*WORK REQUEST*. Transcribe the data exactly, stopping after the "Q: What are the forces on the atoms (eV/Å)?" line.

*RECORDS SHOWN*.
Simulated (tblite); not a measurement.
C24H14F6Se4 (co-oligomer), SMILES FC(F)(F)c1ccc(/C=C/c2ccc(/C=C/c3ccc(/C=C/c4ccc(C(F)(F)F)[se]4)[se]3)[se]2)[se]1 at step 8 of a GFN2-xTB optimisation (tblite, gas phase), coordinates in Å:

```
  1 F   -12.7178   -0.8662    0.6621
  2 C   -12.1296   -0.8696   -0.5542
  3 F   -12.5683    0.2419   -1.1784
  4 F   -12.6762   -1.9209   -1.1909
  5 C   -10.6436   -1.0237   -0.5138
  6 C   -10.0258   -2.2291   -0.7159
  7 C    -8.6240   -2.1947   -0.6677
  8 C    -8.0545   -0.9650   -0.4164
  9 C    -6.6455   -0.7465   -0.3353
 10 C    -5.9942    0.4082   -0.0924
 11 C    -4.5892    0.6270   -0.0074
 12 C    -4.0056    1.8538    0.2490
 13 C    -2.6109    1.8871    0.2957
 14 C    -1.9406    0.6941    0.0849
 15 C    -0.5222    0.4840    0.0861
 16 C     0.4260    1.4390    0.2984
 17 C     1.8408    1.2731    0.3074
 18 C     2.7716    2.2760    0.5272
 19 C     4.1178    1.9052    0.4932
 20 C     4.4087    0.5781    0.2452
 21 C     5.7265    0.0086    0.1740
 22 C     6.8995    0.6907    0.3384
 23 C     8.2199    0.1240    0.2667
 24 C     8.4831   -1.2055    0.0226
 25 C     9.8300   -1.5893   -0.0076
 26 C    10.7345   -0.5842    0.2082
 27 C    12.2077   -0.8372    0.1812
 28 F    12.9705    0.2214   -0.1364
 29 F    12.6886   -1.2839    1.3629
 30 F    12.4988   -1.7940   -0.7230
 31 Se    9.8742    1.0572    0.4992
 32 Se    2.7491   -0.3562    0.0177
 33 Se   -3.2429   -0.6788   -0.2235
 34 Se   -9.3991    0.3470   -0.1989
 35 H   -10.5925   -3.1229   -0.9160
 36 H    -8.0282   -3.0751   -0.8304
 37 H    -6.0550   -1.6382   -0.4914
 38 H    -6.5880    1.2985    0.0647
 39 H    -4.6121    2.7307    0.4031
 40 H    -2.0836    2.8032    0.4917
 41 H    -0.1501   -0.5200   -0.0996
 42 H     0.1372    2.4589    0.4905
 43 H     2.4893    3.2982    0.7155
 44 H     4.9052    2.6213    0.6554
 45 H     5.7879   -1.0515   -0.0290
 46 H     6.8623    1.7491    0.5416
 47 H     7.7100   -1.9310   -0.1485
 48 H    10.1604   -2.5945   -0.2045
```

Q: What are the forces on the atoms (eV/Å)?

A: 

*SOLUTION*.
Simulated (tblite); not a measurement.
C24H14F6Se4 (co-oligomer), SMILES FC(F)(F)c1ccc(/C=C/c2ccc(/C=C/c3ccc(/C=C/c4ccc(C(F)(F)F)[se]4)[se]3)[se]2)[se]1 at step 8 of a GFN2-xTB optimisation (tblite, gas phase), coordinates in Å:

```
  1 F   -12.7178   -0.8662    0.6621
  2 C   -12.1296   -0.8696   -0.5542
  3 F   -12.5683    0.2419   -1.1784
  4 F   -12.6762   -1.9209   -1.1909
  5 C   -10.6436   -1.0237   -0.5138
  6 C   -10.0258   -2.2291   -0.7159
  7 C    -8.6240   -2.1947   -0.6677
  8 C    -8.0545   -0.9650   -0.4164
  9 C    -6.6455   -0.7465   -0.3353
 10 C    -5.9942    0.4082   -0.0924
 11 C    -4.5892    0.6270   -0.0074
 12 C    -4.0056    1.8538    0.2490
 13 C    -2.6109    1.8871    0.2957
 14 C    -1.9406    0.6941    0.0849
 15 C    -0.5222    0.4840    0.0861
 16 C     0.4260    1.4390    0.2984
 17 C     1.8408    1.2731    0.3074
 18 C     2.7716    2.2760    0.5272
 19 C     4.1178    1.9052    0.4932
 20 C     4.4087    0.5781    0.2452
 21 C     5.7265    0.0086    0.1740
 22 C     6.8995    0.6907    0.3384
 23 C     8.2199    0.1240    0.2667
 24 C     8.4831   -1.2055    0.0226
 25 C     9.8300   -1.5893   -0.0076
 26 C    10.7345   -0.5842    0.2082
 27 C    12.2077   -0.8372    0.1812
 28 F    12.9705    0.2214   -0.1364
 29 F    12.6886   -1.2839    1.3629
 30 F    12.4988   -1.7940   -0.7230
 31 Se    9.8742    1.0572    0.4992
 32 Se    2.7491   -0.3562    0.0177
 33 Se   -3.2429   -0.6788   -0.2235
 34 Se   -9.3991    0.3470   -0.1989
 35 H   -10.5925   -3.1229   -0.9160
 36 H    -8.0282   -3.0751   -0.8304
 37 H    -6.0550   -1.6382   -0.4914
 38 H    -6.5880    1.2985    0.0647
 39 H    -4.6121    2.7307    0.4031
 40 H    -2.0836    2.8032    0.4917
 41 H    -0.1501   -0.5200   -0.0996
 42 H     0.1372    2.4589    0.4905
 43 H     2.4893    3.2982    0.7155
 44 H     4.9052    2.6213    0.6554
 45 H     5.7879   -1.0515   -0.0290
 46 H     6.8623    1.7491    0.5416
 47 H     7.7100   -1.9310   -0.1485
 48 H    10.1604   -2.5945   -0.2045
```

Q: What are the forces on the atoms (eV/Å)?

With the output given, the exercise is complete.